● ● ● ● ●

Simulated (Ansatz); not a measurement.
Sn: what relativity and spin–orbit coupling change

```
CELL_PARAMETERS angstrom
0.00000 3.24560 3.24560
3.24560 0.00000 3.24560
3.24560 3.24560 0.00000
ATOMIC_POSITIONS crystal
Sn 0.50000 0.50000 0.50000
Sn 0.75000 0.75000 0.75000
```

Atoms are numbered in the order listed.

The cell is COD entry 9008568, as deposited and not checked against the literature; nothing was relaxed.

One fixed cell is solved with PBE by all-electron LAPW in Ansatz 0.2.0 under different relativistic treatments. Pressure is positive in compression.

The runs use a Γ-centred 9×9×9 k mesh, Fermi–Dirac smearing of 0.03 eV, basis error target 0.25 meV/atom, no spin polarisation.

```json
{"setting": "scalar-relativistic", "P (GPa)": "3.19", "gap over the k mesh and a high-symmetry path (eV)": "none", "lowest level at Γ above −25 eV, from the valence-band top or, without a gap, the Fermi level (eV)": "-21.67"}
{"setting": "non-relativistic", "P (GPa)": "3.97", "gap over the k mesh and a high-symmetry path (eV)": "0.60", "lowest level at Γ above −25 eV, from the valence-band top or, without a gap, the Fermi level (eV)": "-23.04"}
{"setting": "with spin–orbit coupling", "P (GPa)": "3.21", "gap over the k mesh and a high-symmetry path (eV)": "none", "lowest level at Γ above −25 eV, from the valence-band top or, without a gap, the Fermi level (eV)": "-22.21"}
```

● ● ● ● ●

Action item: Above are the records; copy all of them exactly.

Problem solution:
Simulated (Ansatz); not a measurement.
Sn: what relativity and spin–orbit coupling change

```
CELL_PARAMETERS angstrom
0.00000 3.24560 3.24560
3.24560 0.00000 3.24560
3.24560 3.24560 0.00000
ATOMIC_POSITIONS crystal
Sn 0.50000 0.50000 0.50000
Sn 0.75000 0.75000 0.75000
```

Atoms are numbered in the order listed.

The cell is COD entry 9008568, as deposited and not checked against the literature; nothing was relaxed.

One fixed cell is solved with PBE by all-electron LAPW in Ansatz 0.2.0 under different relativistic treatments. Pressure is positive in compression.

The runs use a Γ-centred 9×9×9 k mesh, Fermi–Dirac smearing of 0.03 eV, basis error target 0.25 meV/atom, no spin polarisation.

```json
{"setting": "scalar-relativistic", "P (GPa)": "3.19", "gap over the k mesh and a high-symmetry path (eV)": "none", "lowest level at Γ above −25 eV, from the valence-band top or, without a gap, the Fermi level (eV)": "-21.67"}
{"setting": "non-relativistic", "P (GPa)": "3.97", "gap over the k mesh and a high-symmetry path (eV)": "0.60", "lowest level at Γ above −25 eV, from the valence-band top or, without a gap, the Fermi level (eV)": "-23.04"}
{"setting": "with spin–orbit coupling", "P (GPa)": "3.21", "gap over the k mesh and a high-symmetry path (eV)": "none", "lowest level at Γ above −25 eV, from the valence-band top or, without a gap, the Fermi level (eV)": "-22.21"}
```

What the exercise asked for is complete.